* **ACTION ITEM**: The data must be transcribed exactly, with no line missing.

☆ ☆ ☆

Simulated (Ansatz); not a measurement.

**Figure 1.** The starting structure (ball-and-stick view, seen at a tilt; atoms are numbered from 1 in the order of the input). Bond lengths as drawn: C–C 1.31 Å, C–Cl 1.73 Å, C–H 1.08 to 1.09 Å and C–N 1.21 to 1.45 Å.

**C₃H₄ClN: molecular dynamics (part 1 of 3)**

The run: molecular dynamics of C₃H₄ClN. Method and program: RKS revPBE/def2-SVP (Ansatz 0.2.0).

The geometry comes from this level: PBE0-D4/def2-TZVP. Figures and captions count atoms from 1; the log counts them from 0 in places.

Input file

☆ ☆ ☆

* **TASK ANSWER**:
Simulated (Ansatz); not a measurement.

**Figure 1.** The starting structure (ball-and-stick view, seen at a tilt; atoms are numbered from 1 in the order of the input). Bond lengths as drawn: C–C 1.31 Å, C–Cl 1.73 Å, C–H 1.08 to 1.09 Å and C–N 1.21 to 1.45 Å.

**C₃H₄ClN: molecular dynamics (part 1 of 3)**

The run: molecular dynamics of C₃H₄ClN. Method and program: RKS revPBE/def2-SVP (Ansatz 0.2.0).

The geometry comes from this level: PBE0-D4/def2-TZVP. Figures and captions count atoms from 1; the log counts them from 0 in places.

Input file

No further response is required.